## Record extracts
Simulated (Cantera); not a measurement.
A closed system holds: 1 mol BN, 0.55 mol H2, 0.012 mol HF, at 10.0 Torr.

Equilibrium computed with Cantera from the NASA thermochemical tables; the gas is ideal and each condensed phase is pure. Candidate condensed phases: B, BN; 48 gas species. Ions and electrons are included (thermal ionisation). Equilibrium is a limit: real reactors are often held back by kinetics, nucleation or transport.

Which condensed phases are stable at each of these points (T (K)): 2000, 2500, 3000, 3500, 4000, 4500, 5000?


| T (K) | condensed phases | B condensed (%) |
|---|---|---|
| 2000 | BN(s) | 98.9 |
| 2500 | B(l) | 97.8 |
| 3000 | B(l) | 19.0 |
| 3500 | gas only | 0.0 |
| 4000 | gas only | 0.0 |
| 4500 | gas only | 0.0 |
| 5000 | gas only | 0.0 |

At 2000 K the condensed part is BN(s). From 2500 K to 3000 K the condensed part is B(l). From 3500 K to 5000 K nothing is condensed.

## Task item
Your task is to quote, without any alteration, the lines running from the top of the records to the line that holds "Equilibrium computed with", both included.

## Your response
Simulated (Cantera); not a measurement.
A closed system holds: 1 mol BN, 0.55 mol H2, 0.012 mol HF, at 10.0 Torr.

Equilibrium computed with Cantera from the NASA thermochemical tables; the gas is ideal and each condensed phase is pure. Candidate condensed phases: B, BN; 48 gas species. Ions and electrons are included (thermal ionisation). Equilibrium is a limit: real reactors are often held back by kinetics, nucleation or transport.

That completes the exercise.